Work request:
Your reply should consist solely of the lines from the start of the material below through the line containing "- Ha(C5): 0.73", reproduced exactly.

Supplied records:

+-------+

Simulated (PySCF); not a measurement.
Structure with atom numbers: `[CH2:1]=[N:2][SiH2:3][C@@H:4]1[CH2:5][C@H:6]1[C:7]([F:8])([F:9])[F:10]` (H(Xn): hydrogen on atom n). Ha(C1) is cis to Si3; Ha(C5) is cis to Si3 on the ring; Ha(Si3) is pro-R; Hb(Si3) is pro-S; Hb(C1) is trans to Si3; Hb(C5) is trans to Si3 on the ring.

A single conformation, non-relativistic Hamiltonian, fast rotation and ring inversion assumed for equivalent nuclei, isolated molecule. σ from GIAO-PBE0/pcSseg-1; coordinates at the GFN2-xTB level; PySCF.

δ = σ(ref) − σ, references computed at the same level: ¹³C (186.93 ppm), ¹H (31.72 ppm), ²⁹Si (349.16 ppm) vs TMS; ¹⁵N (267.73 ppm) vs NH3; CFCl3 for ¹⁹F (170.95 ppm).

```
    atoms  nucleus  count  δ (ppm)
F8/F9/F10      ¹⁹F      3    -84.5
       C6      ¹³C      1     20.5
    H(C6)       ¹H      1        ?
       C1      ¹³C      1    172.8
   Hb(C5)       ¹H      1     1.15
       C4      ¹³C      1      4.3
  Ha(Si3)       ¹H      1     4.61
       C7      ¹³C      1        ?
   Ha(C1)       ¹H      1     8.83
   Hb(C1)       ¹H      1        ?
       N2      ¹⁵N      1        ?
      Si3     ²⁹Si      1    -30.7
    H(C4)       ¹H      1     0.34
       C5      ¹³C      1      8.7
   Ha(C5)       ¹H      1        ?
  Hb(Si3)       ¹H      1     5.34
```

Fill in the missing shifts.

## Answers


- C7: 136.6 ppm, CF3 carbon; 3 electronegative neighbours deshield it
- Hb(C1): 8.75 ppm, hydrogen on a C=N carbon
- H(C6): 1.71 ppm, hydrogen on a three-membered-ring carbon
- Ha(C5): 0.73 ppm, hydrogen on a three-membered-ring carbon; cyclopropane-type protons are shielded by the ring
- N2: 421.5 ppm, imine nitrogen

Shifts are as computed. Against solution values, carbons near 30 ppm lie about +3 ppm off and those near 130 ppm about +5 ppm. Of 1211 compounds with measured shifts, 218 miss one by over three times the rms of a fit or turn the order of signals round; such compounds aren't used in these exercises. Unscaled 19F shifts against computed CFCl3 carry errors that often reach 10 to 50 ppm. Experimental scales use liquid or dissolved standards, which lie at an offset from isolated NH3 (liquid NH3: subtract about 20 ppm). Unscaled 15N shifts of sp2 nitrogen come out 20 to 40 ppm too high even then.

+-------+

Answer area:
Simulated (PySCF); not a measurement.
Structure with atom numbers: `[CH2:1]=[N:2][SiH2:3][C@@H:4]1[CH2:5][C@H:6]1[C:7]([F:8])([F:9])[F:10]` (H(Xn): hydrogen on atom n). Ha(C1) is cis to Si3; Ha(C5) is cis to Si3 on the ring; Ha(Si3) is pro-R; Hb(Si3) is pro-S; Hb(C1) is trans to Si3; Hb(C5) is trans to Si3 on the ring.

A single conformation, non-relativistic Hamiltonian, fast rotation and ring inversion assumed for equivalent nuclei, isolated molecule. σ from GIAO-PBE0/pcSseg-1; coordinates at the GFN2-xTB level; PySCF.

δ = σ(ref) − σ, references computed at the same level: ¹³C (186.93 ppm), ¹H (31.72 ppm), ²⁹Si (349.16 ppm) vs TMS; ¹⁵N (267.73 ppm) vs NH3; CFCl3 for ¹⁹F (170.95 ppm).

```
    atoms  nucleus  count  δ (ppm)
F8/F9/F10      ¹⁹F      3    -84.5
       C6      ¹³C      1     20.5
    H(C6)       ¹H      1        ?
       C1      ¹³C      1    172.8
   Hb(C5)       ¹H      1     1.15
       C4      ¹³C      1      4.3
  Ha(Si3)       ¹H      1     4.61
       C7      ¹³C      1        ?
   Ha(C1)       ¹H      1     8.83
   Hb(C1)       ¹H      1        ?
       N2      ¹⁵N      1        ?
      Si3     ²⁹Si      1    -30.7
    H(C4)       ¹H      1     0.34
       C5      ¹³C      1      8.7
   Ha(C5)       ¹H      1        ?
  Hb(Si3)       ¹H      1     5.34
```

Fill in the missing shifts.

## Answers


- C7: 136.6 ppm, CF3 carbon; 3 electronegative neighbours deshield it
- Hb(C1): 8.75 ppm, hydrogen on a C=N carbon
- H(C6): 1.71 ppm, hydrogen on a three-membered-ring carbon
- Ha(C5): 0.73 ppm, hydrogen on a three-membered-ring carbon; cyclopropane-type protons are shielded by the ring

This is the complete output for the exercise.